***

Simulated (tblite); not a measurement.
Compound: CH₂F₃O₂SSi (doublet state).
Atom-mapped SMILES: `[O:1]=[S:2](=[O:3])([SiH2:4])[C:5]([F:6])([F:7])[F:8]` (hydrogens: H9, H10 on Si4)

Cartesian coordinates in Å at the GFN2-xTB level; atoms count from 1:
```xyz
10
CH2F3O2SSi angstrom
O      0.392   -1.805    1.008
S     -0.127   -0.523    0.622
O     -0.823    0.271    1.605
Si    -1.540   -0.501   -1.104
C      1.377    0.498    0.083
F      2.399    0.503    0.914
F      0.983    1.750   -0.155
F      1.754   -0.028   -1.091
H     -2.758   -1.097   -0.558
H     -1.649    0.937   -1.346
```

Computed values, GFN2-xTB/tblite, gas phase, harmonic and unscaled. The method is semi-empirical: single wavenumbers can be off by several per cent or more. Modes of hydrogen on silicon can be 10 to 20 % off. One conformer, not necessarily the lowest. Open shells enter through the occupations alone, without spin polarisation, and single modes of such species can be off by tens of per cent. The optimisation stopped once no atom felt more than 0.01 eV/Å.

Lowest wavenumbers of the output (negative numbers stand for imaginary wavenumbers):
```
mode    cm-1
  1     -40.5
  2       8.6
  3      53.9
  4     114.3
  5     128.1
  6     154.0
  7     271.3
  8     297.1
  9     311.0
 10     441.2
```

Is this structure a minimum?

***

Brief
What is needed is an exact transcription of every entry.

Task solution
Simulated (tblite); not a measurement.
Compound: CH₂F₃O₂SSi (doublet state).
Atom-mapped SMILES: `[O:1]=[S:2](=[O:3])([SiH2:4])[C:5]([F:6])([F:7])[F:8]` (hydrogens: H9, H10 on Si4)

Cartesian coordinates in Å at the GFN2-xTB level; atoms count from 1:
```xyz
10
CH2F3O2SSi angstrom
O      0.392   -1.805    1.008
S     -0.127   -0.523    0.622
O     -0.823    0.271    1.605
Si    -1.540   -0.501   -1.104
C      1.377    0.498    0.083
F      2.399    0.503    0.914
F      0.983    1.750   -0.155
F      1.754   -0.028   -1.091
H     -2.758   -1.097   -0.558
H     -1.649    0.937   -1.346
```

Computed values, GFN2-xTB/tblite, gas phase, harmonic and unscaled. The method is semi-empirical: single wavenumbers can be off by several per cent or more. Modes of hydrogen on silicon can be 10 to 20 % off. One conformer, not necessarily the lowest. Open shells enter through the occupations alone, without spin polarisation, and single modes of such species can be off by tens of per cent. The optimisation stopped once no atom felt more than 0.01 eV/Å.

Lowest wavenumbers of the output (negative numbers stand for imaginary wavenumbers):
```
mode    cm-1
  1     -40.5
  2       8.6
  3      53.9
  4     114.3
  5     128.1
  6     154.0
  7     271.3
  8     297.1
  9     311.0
 10     441.2
```

Is this structure a minimum?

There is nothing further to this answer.